[WORK REQUEST]:
Give every line of the listing word for word, beginning at the first and including the line with "(CH), 38.6 (CH2)." as the last.

[ENTRIES PROVIDED]:
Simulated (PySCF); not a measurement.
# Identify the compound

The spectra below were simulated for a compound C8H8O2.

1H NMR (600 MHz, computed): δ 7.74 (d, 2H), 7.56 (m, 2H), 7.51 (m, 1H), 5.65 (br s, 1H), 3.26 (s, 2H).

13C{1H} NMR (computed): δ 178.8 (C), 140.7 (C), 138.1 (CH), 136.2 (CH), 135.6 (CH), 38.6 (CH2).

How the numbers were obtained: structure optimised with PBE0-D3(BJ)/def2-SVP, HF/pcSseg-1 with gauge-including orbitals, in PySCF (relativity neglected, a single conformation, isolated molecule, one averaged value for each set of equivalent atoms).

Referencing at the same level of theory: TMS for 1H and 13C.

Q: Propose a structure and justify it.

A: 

[RESULT]:
Simulated (PySCF); not a measurement.
# Identify the compound

The spectra below were simulated for a compound C8H8O2.

1H NMR (600 MHz, computed): δ 7.74 (d, 2H), 7.56 (m, 2H), 7.51 (m, 1H), 5.65 (br s, 1H), 3.26 (s, 2H).

13C{1H} NMR (computed): δ 178.8 (C), 140.7 (C), 138.1 (CH), 136.2 (CH), 135.6 (CH), 38.6 (CH2).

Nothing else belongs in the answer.